**Work request:**
Using the records below, quote only the span that opens with the line containing "DKH2, point nucleus" and closes with the line containing "reference wave functions", exactly and inclusively.

============

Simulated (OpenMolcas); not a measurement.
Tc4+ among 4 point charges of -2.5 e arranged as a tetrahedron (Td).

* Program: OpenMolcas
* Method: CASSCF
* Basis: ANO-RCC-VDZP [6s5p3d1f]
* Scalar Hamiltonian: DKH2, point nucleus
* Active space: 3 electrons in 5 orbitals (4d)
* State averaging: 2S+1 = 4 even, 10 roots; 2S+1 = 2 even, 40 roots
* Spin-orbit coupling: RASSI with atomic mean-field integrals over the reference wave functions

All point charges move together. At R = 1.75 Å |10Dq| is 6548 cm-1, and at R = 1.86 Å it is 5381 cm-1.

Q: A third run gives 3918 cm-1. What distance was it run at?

============

**Answer space:**
* Scalar Hamiltonian: DKH2, point nucleus
* Active space: 3 electrons in 5 orbitals (4d)
* State averaging: 2S+1 = 4 even, 10 roots; 2S+1 = 2 even, 40 roots
* Spin-orbit coupling: RASSI with atomic mean-field integrals over the reference wave functions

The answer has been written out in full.